(DATA LISTING)
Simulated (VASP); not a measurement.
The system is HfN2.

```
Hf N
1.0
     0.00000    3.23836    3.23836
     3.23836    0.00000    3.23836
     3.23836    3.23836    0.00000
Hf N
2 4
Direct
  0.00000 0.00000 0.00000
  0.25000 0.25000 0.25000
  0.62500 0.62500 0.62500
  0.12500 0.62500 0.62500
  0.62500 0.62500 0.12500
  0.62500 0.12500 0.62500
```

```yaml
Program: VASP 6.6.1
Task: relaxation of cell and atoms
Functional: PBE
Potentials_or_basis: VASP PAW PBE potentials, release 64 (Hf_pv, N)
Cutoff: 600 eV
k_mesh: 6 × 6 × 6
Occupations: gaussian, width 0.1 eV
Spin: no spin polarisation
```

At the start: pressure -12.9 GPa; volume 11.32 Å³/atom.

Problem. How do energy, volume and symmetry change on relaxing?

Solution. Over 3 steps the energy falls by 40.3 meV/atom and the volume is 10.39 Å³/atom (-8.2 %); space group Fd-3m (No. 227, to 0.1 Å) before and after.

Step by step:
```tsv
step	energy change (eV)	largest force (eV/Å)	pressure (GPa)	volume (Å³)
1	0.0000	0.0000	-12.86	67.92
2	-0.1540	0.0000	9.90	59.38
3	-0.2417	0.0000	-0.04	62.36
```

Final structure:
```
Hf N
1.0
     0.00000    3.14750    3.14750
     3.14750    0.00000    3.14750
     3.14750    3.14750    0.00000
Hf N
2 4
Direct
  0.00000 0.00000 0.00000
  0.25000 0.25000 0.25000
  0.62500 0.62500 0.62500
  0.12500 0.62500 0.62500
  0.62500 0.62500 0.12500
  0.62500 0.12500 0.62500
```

(BRIEF) Take the lines from the first line of the listing to the line containing "Problem. How do". Please print them exactly, ends included, with nothing else.

(TASK OUTPUT)
Simulated (VASP); not a measurement.
The system is HfN2.

```
Hf N
1.0
     0.00000    3.23836    3.23836
     3.23836    0.00000    3.23836
     3.23836    3.23836    0.00000
Hf N
2 4
Direct
  0.00000 0.00000 0.00000
  0.25000 0.25000 0.25000
  0.62500 0.62500 0.62500
  0.12500 0.62500 0.62500
  0.62500 0.62500 0.12500
  0.62500 0.12500 0.62500
```

```yaml
Program: VASP 6.6.1
Task: relaxation of cell and atoms
Functional: PBE
Potentials_or_basis: VASP PAW PBE potentials, release 64 (Hf_pv, N)
Cutoff: 600 eV
k_mesh: 6 × 6 × 6
Occupations: gaussian, width 0.1 eV
Spin: no spin polarisation
```

At the start: pressure -12.9 GPa; volume 11.32 Å³/atom.

Problem. How do energy, volume and symmetry change on relaxing?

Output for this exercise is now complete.